### THE DATA
****
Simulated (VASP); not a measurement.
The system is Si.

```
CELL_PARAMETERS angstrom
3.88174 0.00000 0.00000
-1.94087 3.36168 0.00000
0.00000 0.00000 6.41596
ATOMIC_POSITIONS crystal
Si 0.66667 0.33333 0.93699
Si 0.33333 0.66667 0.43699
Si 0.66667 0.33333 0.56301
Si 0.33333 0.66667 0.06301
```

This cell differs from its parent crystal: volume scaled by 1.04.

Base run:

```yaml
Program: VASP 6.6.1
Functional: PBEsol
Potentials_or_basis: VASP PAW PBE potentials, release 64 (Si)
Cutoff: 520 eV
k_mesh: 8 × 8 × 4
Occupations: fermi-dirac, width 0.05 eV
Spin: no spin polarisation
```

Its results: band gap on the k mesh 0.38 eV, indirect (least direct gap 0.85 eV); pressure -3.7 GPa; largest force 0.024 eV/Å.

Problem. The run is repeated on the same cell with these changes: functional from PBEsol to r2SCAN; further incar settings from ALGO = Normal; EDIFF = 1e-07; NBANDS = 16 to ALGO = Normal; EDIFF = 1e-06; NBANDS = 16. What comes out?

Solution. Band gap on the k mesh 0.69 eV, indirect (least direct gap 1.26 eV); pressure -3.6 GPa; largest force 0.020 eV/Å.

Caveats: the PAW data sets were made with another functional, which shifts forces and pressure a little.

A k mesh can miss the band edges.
****

### BRIEF
Word for word, reproduce the listing above from its start up to and including the line that has "Caveats: the PAW". Give only those lines.

### ANSWER SECTION
Simulated (VASP); not a measurement.
The system is Si.

```
CELL_PARAMETERS angstrom
3.88174 0.00000 0.00000
-1.94087 3.36168 0.00000
0.00000 0.00000 6.41596
ATOMIC_POSITIONS crystal
Si 0.66667 0.33333 0.93699
Si 0.33333 0.66667 0.43699
Si 0.66667 0.33333 0.56301
Si 0.33333 0.66667 0.06301
```

This cell differs from its parent crystal: volume scaled by 1.04.

Base run:

```yaml
Program: VASP 6.6.1
Functional: PBEsol
Potentials_or_basis: VASP PAW PBE potentials, release 64 (Si)
Cutoff: 520 eV
k_mesh: 8 × 8 × 4
Occupations: fermi-dirac, width 0.05 eV
Spin: no spin polarisation
```

Its results: band gap on the k mesh 0.38 eV, indirect (least direct gap 0.85 eV); pressure -3.7 GPa; largest force 0.024 eV/Å.

Problem. The run is repeated on the same cell with these changes: functional from PBEsol to r2SCAN; further incar settings from ALGO = Normal; EDIFF = 1e-07; NBANDS = 16 to ALGO = Normal; EDIFF = 1e-06; NBANDS = 16. What comes out?

Solution. Band gap on the k mesh 0.69 eV, indirect (least direct gap 1.26 eV); pressure -3.6 GPa; largest force 0.020 eV/Å.

Caveats: the PAW data sets were made with another functional, which shifts forces and pressure a little.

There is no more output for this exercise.